### WORK REQUEST:
Whether an entry is long or short, retype it exactly.

### RECORDS SUPPLIED:

⁂

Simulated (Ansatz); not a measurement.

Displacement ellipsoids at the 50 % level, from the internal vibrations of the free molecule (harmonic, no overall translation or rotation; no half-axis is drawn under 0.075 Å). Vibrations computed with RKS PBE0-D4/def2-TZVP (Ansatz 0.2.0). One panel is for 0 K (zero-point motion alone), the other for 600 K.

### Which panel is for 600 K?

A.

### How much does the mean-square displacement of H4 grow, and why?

⁂

### EXERCISE OUTPUT:
Simulated (Ansatz); not a measurement.

Displacement ellipsoids at the 50 % level, from the internal vibrations of the free molecule (harmonic, no overall translation or rotation; no half-axis is drawn under 0.075 Å). Vibrations computed with RKS PBE0-D4/def2-TZVP (Ansatz 0.2.0). One panel is for 0 K (zero-point motion alone), the other for 600 K.

### Which panel is for 600 K?

A.

### How much does the mean-square displacement of H4 grow, and why?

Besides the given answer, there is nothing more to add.